→ **Work instruction**: Nothing after the line containing "First run: DFT, PBE, all-electron" belongs in the answer; write out exactly every line from the start of the material up to it, including it.

→ **Input data**:
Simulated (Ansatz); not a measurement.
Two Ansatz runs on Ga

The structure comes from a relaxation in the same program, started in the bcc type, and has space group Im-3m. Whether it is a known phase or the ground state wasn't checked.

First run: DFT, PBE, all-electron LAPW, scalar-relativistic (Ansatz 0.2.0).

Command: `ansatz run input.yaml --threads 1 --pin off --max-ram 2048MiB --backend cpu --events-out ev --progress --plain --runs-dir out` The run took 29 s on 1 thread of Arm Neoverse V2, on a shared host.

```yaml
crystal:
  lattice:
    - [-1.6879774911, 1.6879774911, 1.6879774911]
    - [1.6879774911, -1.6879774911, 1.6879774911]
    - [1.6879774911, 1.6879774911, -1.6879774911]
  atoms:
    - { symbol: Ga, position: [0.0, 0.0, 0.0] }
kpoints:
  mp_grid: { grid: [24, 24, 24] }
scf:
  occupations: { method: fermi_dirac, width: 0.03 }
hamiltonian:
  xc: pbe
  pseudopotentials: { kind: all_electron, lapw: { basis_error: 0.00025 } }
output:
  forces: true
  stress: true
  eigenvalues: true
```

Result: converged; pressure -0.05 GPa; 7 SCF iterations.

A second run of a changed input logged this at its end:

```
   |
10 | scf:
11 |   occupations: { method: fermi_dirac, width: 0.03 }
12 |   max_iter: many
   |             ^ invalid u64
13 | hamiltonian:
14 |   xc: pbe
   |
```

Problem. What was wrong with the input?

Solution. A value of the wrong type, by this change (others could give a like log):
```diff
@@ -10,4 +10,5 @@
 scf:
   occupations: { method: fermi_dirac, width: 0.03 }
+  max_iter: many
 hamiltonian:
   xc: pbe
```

→ **Expected answer**:
Simulated (Ansatz); not a measurement.
Two Ansatz runs on Ga

The structure comes from a relaxation in the same program, started in the bcc type, and has space group Im-3m. Whether it is a known phase or the ground state wasn't checked.

First run: DFT, PBE, all-electron LAPW, scalar-relativistic (Ansatz 0.2.0).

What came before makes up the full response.